Retype the records below from their first line through the line containing "Compound 2 (C3H12NOPSi2).", and include nothing else.

▸ **DATASET**:
::::

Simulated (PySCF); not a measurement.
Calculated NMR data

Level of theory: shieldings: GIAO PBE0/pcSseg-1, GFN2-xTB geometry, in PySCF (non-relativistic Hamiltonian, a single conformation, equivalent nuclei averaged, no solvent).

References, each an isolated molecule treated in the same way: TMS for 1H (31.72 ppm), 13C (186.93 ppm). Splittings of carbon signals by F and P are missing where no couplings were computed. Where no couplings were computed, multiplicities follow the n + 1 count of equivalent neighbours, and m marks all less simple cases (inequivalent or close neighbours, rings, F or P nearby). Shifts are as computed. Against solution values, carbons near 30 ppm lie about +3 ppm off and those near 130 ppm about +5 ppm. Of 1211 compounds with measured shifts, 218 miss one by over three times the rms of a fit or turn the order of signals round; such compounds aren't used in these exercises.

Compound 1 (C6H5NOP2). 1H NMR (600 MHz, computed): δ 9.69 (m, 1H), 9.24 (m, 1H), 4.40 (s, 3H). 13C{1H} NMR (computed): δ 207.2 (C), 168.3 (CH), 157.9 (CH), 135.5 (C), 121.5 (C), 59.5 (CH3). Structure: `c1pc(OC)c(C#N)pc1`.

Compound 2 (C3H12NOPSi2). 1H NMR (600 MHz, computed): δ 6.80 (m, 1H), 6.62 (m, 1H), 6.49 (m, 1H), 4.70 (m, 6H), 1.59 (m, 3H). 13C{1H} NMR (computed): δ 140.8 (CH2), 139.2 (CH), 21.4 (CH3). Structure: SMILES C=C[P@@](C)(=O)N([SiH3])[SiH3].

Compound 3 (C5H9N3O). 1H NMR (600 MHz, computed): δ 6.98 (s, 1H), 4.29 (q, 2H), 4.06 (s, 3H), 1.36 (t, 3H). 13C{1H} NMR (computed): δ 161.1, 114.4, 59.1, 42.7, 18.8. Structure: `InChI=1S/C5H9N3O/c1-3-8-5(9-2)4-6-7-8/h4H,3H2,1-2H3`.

::::

▸ **ANSWER BOX**:
Simulated (PySCF); not a measurement.
Calculated NMR data

Level of theory: shieldings: GIAO PBE0/pcSseg-1, GFN2-xTB geometry, in PySCF (non-relativistic Hamiltonian, a single conformation, equivalent nuclei averaged, no solvent).

References, each an isolated molecule treated in the same way: TMS for 1H (31.72 ppm), 13C (186.93 ppm). Splittings of carbon signals by F and P are missing where no couplings were computed. Where no couplings were computed, multiplicities follow the n + 1 count of equivalent neighbours, and m marks all less simple cases (inequivalent or close neighbours, rings, F or P nearby). Shifts are as computed. Against solution values, carbons near 30 ppm lie about +3 ppm off and those near 130 ppm about +5 ppm. Of 1211 compounds with measured shifts, 218 miss one by over three times the rms of a fit or turn the order of signals round; such compounds aren't used in these exercises.

Compound 1 (C6H5NOP2). 1H NMR (600 MHz, computed): δ 9.69 (m, 1H), 9.24 (m, 1H), 4.40 (s, 3H). 13C{1H} NMR (computed): δ 207.2 (C), 168.3 (CH), 157.9 (CH), 135.5 (C), 121.5 (C), 59.5 (CH3). Structure: `c1pc(OC)c(C#N)pc1`.

Compound 2 (C3H12NOPSi2). 1H NMR (600 MHz, computed): δ 6.80 (m, 1H), 6.62 (m, 1H), 6.49 (m, 1H), 4.70 (m, 6H), 1.59 (m, 3H). 13C{1H} NMR (computed): δ 140.8 (CH2), 139.2 (CH), 21.4 (CH3). Structure: SMILES C=C[P@@](C)(=O)N([SiH3])[SiH3].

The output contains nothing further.